# RECORDS SUPPLIED:
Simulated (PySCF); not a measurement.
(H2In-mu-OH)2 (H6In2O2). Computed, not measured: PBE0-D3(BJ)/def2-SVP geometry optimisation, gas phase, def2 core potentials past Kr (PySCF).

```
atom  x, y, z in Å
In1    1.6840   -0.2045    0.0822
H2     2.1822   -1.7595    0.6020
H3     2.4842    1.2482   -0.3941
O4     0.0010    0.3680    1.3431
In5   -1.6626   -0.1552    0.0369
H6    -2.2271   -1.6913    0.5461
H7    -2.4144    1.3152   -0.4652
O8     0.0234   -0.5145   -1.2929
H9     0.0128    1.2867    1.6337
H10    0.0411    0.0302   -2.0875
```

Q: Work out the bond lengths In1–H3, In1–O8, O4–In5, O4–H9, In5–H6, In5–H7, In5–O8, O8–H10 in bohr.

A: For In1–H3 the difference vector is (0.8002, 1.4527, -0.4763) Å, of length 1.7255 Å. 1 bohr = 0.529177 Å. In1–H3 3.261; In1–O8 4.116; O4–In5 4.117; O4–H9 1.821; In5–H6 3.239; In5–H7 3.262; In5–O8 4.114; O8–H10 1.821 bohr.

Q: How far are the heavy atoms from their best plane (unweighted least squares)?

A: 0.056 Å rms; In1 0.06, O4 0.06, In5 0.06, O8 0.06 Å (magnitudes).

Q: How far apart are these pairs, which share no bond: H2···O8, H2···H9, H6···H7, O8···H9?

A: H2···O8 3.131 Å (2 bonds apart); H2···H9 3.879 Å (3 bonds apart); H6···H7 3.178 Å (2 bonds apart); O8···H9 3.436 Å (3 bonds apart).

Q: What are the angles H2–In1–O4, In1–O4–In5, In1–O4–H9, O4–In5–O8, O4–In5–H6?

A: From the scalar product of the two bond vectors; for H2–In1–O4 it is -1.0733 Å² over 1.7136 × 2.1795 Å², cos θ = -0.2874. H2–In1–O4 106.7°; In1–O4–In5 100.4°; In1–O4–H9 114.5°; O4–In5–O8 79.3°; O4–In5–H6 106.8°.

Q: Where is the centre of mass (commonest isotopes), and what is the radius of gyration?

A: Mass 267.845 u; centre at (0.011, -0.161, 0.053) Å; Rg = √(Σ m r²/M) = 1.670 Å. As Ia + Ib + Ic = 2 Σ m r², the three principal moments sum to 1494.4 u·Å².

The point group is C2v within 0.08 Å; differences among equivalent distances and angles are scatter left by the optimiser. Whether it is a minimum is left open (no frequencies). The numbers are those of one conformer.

# ASSIGNED TASK:
Set down only the lines above that fall between the line holding "Q: How far apart" and the line holding "Q: What are", inclusive, keeping each exact.

# TASK ANSWER:
Q: How far apart are these pairs, which share no bond: H2···O8, H2···H9, H6···H7, O8···H9?

A: H2···O8 3.131 Å (2 bonds apart); H2···H9 3.879 Å (3 bonds apart); H6···H7 3.178 Å (2 bonds apart); O8···H9 3.436 Å (3 bonds apart).

Q: What are the angles H2–In1–O4, In1–O4–In5, In1–O4–H9, O4–In5–O8, O4–In5–H6?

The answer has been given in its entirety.